SUPPLIED MATERIAL:
:::::
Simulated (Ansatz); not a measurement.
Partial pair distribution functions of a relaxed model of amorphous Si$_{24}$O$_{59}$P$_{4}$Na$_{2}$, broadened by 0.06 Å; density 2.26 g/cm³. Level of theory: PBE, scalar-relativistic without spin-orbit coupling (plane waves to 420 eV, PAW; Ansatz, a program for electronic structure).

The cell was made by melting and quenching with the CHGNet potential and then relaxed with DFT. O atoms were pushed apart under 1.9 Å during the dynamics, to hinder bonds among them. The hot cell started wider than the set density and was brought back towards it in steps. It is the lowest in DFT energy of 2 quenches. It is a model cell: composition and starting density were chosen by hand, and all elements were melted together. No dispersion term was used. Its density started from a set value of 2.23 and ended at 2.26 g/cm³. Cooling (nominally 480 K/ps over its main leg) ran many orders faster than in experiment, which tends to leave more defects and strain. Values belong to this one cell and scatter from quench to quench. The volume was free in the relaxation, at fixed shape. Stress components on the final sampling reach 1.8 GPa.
:::::

WORK ITEM: Each and every record above needs writing out exactly.

PROBLEM SOLUTION:
Simulated (Ansatz); not a measurement.
Partial pair distribution functions of a relaxed model of amorphous Si$_{24}$O$_{59}$P$_{4}$Na$_{2}$, broadened by 0.06 Å; density 2.26 g/cm³. Level of theory: PBE, scalar-relativistic without spin-orbit coupling (plane waves to 420 eV, PAW; Ansatz, a program for electronic structure).

The cell was made by melting and quenching with the CHGNet potential and then relaxed with DFT. O atoms were pushed apart under 1.9 Å during the dynamics, to hinder bonds among them. The hot cell started wider than the set density and was brought back towards it in steps. It is the lowest in DFT energy of 2 quenches. It is a model cell: composition and starting density were chosen by hand, and all elements were melted together. No dispersion term was used. Its density started from a set value of 2.23 and ended at 2.26 g/cm³. Cooling (nominally 480 K/ps over its main leg) ran many orders faster than in experiment, which tends to leave more defects and strain. Values belong to this one cell and scatter from quench to quench. The volume was free in the relaxation, at fixed shape. Stress components on the final sampling reach 1.8 GPa.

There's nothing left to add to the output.